> EXERCISE
Below are some records. Return exactly the lines from the one containing "Planning a run" through the one containing "[Hosts, paths, dates, database", both included, and only those.

-------- MATERIAL SHOWN

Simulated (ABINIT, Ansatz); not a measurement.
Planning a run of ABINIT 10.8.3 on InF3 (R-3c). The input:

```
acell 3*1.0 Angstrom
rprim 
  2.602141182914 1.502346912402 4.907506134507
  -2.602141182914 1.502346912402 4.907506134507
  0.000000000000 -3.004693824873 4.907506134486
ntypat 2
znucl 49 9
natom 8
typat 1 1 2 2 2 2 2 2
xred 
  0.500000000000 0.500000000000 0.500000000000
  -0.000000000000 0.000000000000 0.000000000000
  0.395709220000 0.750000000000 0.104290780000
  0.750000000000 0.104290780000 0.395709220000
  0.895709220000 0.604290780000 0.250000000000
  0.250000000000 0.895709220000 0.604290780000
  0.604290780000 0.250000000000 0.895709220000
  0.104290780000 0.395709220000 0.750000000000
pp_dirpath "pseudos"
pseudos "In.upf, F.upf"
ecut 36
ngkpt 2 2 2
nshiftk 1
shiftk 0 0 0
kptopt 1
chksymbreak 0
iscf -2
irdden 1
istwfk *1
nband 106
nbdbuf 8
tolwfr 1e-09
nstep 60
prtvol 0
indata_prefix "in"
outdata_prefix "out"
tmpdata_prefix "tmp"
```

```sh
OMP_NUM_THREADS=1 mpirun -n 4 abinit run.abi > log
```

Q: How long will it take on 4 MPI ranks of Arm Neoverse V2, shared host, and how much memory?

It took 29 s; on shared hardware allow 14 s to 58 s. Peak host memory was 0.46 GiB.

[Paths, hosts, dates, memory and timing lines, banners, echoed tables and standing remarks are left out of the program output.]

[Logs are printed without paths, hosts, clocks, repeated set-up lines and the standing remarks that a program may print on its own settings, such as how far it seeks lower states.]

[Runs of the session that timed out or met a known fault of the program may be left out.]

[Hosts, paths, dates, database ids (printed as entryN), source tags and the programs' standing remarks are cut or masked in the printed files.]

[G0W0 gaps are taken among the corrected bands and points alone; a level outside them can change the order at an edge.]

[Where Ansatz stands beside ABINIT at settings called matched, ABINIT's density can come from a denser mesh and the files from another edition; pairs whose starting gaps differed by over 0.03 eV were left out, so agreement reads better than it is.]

----------------

> EXERCISE ANSWER
Planning a run of ABINIT 10.8.3 on InF3 (R-3c). The input:

```
acell 3*1.0 Angstrom
rprim 
  2.602141182914 1.502346912402 4.907506134507
  -2.602141182914 1.502346912402 4.907506134507
  0.000000000000 -3.004693824873 4.907506134486
ntypat 2
znucl 49 9
natom 8
typat 1 1 2 2 2 2 2 2
xred 
  0.500000000000 0.500000000000 0.500000000000
  -0.000000000000 0.000000000000 0.000000000000
  0.395709220000 0.750000000000 0.104290780000
  0.750000000000 0.104290780000 0.395709220000
  0.895709220000 0.604290780000 0.250000000000
  0.250000000000 0.895709220000 0.604290780000
  0.604290780000 0.250000000000 0.895709220000
  0.104290780000 0.395709220000 0.750000000000
pp_dirpath "pseudos"
pseudos "In.upf, F.upf"
ecut 36
ngkpt 2 2 2
nshiftk 1
shiftk 0 0 0
kptopt 1
chksymbreak 0
iscf -2
irdden 1
istwfk *1
nband 106
nbdbuf 8
tolwfr 1e-09
nstep 60
prtvol 0
indata_prefix "in"
outdata_prefix "out"
tmpdata_prefix "tmp"
```

```sh
OMP_NUM_THREADS=1 mpirun -n 4 abinit run.abi > log
```

Q: How long will it take on 4 MPI ranks of Arm Neoverse V2, shared host, and how much memory?

It took 29 s; on shared hardware allow 14 s to 58 s. Peak host memory was 0.46 GiB.

[Paths, hosts, dates, memory and timing lines, banners, echoed tables and standing remarks are left out of the program output.]

[Logs are printed without paths, hosts, clocks, repeated set-up lines and the standing remarks that a program may print on its own settings, such as how far it seeks lower states.]

[Runs of the session that timed out or met a known fault of the program may be left out.]

[Hosts, paths, dates, database ids (printed as entryN), source tags and the programs' standing remarks are cut or masked in the printed files.]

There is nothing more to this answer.